○ ○ ○ ○ ○ ○ ○

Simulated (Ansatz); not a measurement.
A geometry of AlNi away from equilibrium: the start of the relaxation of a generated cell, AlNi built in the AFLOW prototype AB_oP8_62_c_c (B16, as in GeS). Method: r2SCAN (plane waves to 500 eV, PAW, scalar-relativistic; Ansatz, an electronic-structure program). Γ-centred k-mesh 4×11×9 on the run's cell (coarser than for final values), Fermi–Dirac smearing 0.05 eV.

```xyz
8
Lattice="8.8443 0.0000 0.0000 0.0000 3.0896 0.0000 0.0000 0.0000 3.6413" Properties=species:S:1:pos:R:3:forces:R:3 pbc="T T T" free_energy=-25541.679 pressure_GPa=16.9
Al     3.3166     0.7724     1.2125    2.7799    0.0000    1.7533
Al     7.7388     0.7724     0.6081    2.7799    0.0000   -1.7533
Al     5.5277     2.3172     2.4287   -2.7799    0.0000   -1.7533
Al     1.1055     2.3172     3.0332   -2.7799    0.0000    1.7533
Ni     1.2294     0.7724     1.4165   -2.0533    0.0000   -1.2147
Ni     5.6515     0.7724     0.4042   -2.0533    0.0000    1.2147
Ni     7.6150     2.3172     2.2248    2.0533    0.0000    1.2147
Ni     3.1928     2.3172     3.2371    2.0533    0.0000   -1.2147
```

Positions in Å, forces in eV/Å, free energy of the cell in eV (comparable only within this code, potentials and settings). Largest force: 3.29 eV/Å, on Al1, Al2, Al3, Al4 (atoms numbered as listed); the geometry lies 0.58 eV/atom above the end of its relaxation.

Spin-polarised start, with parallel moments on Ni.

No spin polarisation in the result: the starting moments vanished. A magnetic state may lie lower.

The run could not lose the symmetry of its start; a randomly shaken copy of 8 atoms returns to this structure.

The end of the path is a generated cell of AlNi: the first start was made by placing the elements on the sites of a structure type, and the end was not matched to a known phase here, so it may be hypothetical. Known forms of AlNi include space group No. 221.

○ ○ ○ ○ ○ ○ ○

◆ WORK REQUEST
In the entries above, please find the line with "Positions in Å, forces" and the line with "Spin-polarised start, with", then write out exactly those two lines and every line between them, and nothing more.

◆ PROBLEM SOLUTION
Positions in Å, forces in eV/Å, free energy of the cell in eV (comparable only within this code, potentials and settings). Largest force: 3.29 eV/Å, on Al1, Al2, Al3, Al4 (atoms numbered as listed); the geometry lies 0.58 eV/atom above the end of its relaxation.

Spin-polarised start, with parallel moments on Ni.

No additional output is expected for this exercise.